◆ **Supplied records**:
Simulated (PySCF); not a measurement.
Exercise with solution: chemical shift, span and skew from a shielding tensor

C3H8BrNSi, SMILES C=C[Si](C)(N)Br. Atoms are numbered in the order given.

◆ **Brief**:
Set all the entries above down again exactly.

◆ **Solution**:
Simulated (PySCF); not a measurement.
Exercise with solution: chemical shift, span and skew from a shielding tensor

C3H8BrNSi, SMILES C=C[Si](C)(N)Br. Atoms are numbered in the order given.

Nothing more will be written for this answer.